# WORK INSTRUCTION
Below are entries. Copy exactly the lines running from the line that holds "C4H7F3 (SMILES CC(C)(F)C(F)F)." to the line that holds "### Describe this", with both ends included.

# DATA EXTRACTS
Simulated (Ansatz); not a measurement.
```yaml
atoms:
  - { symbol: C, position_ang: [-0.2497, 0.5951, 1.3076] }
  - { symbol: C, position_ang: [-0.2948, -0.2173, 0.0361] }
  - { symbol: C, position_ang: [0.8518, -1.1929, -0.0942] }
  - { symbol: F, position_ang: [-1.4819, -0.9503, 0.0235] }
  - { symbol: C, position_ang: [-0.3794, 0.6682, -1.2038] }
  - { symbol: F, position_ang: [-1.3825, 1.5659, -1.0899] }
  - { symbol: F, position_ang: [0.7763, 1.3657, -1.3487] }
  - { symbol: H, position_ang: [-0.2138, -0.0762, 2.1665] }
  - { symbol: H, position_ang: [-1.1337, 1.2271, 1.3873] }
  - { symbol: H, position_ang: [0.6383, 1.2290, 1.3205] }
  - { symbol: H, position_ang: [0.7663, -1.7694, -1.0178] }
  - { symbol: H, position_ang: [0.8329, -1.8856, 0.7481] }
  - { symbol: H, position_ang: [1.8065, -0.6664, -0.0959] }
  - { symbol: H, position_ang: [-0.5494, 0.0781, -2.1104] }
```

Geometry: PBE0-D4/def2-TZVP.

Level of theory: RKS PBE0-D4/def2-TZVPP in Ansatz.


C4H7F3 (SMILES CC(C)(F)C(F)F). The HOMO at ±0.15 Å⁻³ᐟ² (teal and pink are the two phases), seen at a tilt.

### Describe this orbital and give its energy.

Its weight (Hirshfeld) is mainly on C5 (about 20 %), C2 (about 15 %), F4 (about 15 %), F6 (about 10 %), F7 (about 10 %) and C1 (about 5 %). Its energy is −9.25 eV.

# TASK SOLUTION
C4H7F3 (SMILES CC(C)(F)C(F)F). The HOMO at ±0.15 Å⁻³ᐟ² (teal and pink are the two phases), seen at a tilt.

### Describe this orbital and give its energy.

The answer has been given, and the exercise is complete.